### ACTIVITY
Produce as output only the lines below starting at the line with "Free energies: PBE0-D3(BJ)/6-31G*" and continuing through the line with "Problem. How do the conformers differ?", each one exactly as written.

##### EXCERPTED RECORDS
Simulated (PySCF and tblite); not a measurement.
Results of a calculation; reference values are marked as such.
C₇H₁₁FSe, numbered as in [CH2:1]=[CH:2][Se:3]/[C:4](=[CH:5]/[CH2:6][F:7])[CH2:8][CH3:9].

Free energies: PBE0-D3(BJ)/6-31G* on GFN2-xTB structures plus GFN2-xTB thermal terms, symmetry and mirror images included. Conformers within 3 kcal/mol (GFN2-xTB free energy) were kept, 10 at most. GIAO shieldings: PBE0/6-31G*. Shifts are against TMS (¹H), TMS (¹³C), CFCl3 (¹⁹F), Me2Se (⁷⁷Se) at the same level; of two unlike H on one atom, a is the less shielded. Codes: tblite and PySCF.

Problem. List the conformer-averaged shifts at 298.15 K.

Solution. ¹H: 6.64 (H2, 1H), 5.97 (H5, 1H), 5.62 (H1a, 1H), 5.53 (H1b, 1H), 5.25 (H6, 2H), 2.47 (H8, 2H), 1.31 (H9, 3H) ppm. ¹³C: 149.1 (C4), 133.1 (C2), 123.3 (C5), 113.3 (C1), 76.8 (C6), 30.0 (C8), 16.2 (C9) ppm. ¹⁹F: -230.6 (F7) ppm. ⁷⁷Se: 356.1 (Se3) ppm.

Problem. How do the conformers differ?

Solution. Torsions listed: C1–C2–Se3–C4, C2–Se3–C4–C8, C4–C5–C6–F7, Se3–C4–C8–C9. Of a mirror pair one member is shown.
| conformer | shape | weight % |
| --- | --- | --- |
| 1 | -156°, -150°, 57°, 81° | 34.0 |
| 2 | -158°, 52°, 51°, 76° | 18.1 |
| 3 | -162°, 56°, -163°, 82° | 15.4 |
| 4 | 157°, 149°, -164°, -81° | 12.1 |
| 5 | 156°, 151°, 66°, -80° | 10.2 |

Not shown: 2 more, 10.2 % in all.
##########

### EXERCISE RESPONSE
Free energies: PBE0-D3(BJ)/6-31G* on GFN2-xTB structures plus GFN2-xTB thermal terms, symmetry and mirror images included. Conformers within 3 kcal/mol (GFN2-xTB free energy) were kept, 10 at most. GIAO shieldings: PBE0/6-31G*. Shifts are against TMS (¹H), TMS (¹³C), CFCl3 (¹⁹F), Me2Se (⁷⁷Se) at the same level; of two unlike H on one atom, a is the less shielded. Codes: tblite and PySCF.

Problem. List the conformer-averaged shifts at 298.15 K.

Solution. ¹H: 6.64 (H2, 1H), 5.97 (H5, 1H), 5.62 (H1a, 1H), 5.53 (H1b, 1H), 5.25 (H6, 2H), 2.47 (H8, 2H), 1.31 (H9, 3H) ppm. ¹³C: 149.1 (C4), 133.1 (C2), 123.3 (C5), 113.3 (C1), 76.8 (C6), 30.0 (C8), 16.2 (C9) ppm. ¹⁹F: -230.6 (F7) ppm. ⁷⁷Se: 356.1 (Se3) ppm.

Problem. How do the conformers differ?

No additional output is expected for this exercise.